> **TASK ITEM**:
The response must consist of the records below, copied exactly.

Segment Start: GIVEN DATA

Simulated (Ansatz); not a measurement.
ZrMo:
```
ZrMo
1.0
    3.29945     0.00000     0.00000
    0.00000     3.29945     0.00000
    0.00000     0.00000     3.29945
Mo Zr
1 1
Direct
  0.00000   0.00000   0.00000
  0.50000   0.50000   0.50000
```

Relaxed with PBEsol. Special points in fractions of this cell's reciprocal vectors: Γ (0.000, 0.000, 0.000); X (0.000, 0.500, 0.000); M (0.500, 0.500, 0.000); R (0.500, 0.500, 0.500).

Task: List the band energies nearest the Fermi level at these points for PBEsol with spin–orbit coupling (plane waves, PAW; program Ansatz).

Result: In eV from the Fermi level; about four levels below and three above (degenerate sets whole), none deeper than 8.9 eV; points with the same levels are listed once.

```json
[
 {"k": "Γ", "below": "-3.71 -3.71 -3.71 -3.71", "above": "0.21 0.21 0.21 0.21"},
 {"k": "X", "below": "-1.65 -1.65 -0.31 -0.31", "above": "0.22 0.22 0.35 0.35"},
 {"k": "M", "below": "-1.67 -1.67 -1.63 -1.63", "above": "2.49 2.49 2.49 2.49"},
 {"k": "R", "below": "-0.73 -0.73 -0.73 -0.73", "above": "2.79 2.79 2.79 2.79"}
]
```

Segment End: GIVEN DATA

> **WRITTEN RESPONSE**:
Simulated (Ansatz); not a measurement.
ZrMo:
```
ZrMo
1.0
    3.29945     0.00000     0.00000
    0.00000     3.29945     0.00000
    0.00000     0.00000     3.29945
Mo Zr
1 1
Direct
  0.00000   0.00000   0.00000
  0.50000   0.50000   0.50000
```

Relaxed with PBEsol. Special points in fractions of this cell's reciprocal vectors: Γ (0.000, 0.000, 0.000); X (0.000, 0.500, 0.000); M (0.500, 0.500, 0.000); R (0.500, 0.500, 0.500).

Task: List the band energies nearest the Fermi level at these points for PBEsol with spin–orbit coupling (plane waves, PAW; program Ansatz).

Result: In eV from the Fermi level; about four levels below and three above (degenerate sets whole), none deeper than 8.9 eV; points with the same levels are listed once.

```json
[
 {"k": "Γ", "below": "-3.71 -3.71 -3.71 -3.71", "above": "0.21 0.21 0.21 0.21"},
 {"k": "X", "below": "-1.65 -1.65 -0.31 -0.31", "above": "0.22 0.22 0.35 0.35"},
 {"k": "M", "below": "-1.67 -1.67 -1.63 -1.63", "above": "2.49 2.49 2.49 2.49"},
 {"k": "R", "below": "-0.73 -0.73 -0.73 -0.73", "above": "2.79 2.79 2.79 2.79"}
]
```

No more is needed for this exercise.